#### [INFORMATION SHOWN]
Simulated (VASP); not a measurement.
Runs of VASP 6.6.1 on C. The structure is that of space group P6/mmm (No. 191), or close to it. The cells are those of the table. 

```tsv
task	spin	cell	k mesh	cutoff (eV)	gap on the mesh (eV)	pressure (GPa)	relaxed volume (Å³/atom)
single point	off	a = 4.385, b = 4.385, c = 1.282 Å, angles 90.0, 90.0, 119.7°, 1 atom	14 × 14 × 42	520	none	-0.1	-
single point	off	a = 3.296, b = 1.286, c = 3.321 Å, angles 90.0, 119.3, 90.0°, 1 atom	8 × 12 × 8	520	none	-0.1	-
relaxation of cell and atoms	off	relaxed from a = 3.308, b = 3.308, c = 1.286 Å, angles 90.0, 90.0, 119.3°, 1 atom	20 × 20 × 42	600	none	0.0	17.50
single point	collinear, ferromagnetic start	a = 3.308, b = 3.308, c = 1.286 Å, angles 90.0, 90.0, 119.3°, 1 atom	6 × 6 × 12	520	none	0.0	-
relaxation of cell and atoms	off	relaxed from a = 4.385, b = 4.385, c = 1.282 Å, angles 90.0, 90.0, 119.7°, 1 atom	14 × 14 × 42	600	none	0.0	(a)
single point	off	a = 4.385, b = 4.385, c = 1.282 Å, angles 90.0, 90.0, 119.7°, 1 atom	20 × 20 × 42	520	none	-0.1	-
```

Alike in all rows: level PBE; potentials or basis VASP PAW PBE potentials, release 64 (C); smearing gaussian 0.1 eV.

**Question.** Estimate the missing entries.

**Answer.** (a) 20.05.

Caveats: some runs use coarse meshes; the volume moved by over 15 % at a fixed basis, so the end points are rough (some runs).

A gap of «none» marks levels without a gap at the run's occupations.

#### [TASK ITEM]
Your output should be the listing's lines, exact and complete, from its first line to the line that contains "Caveats: some runs", inclusive.

#### [TASK ANSWER]
Simulated (VASP); not a measurement.
Runs of VASP 6.6.1 on C. The structure is that of space group P6/mmm (No. 191), or close to it. The cells are those of the table. 

```tsv
task	spin	cell	k mesh	cutoff (eV)	gap on the mesh (eV)	pressure (GPa)	relaxed volume (Å³/atom)
single point	off	a = 4.385, b = 4.385, c = 1.282 Å, angles 90.0, 90.0, 119.7°, 1 atom	14 × 14 × 42	520	none	-0.1	-
single point	off	a = 3.296, b = 1.286, c = 3.321 Å, angles 90.0, 119.3, 90.0°, 1 atom	8 × 12 × 8	520	none	-0.1	-
relaxation of cell and atoms	off	relaxed from a = 3.308, b = 3.308, c = 1.286 Å, angles 90.0, 90.0, 119.3°, 1 atom	20 × 20 × 42	600	none	0.0	17.50
single point	collinear, ferromagnetic start	a = 3.308, b = 3.308, c = 1.286 Å, angles 90.0, 90.0, 119.3°, 1 atom	6 × 6 × 12	520	none	0.0	-
relaxation of cell and atoms	off	relaxed from a = 4.385, b = 4.385, c = 1.282 Å, angles 90.0, 90.0, 119.7°, 1 atom	14 × 14 × 42	600	none	0.0	(a)
single point	off	a = 4.385, b = 4.385, c = 1.282 Å, angles 90.0, 90.0, 119.7°, 1 atom	20 × 20 × 42	520	none	-0.1	-
```

Alike in all rows: level PBE; potentials or basis VASP PAW PBE potentials, release 64 (C); smearing gaussian 0.1 eV.

**Question.** Estimate the missing entries.

**Answer.** (a) 20.05.

Caveats: some runs use coarse meshes; the volume moved by over 15 % at a fixed basis, so the end points are rough (some runs).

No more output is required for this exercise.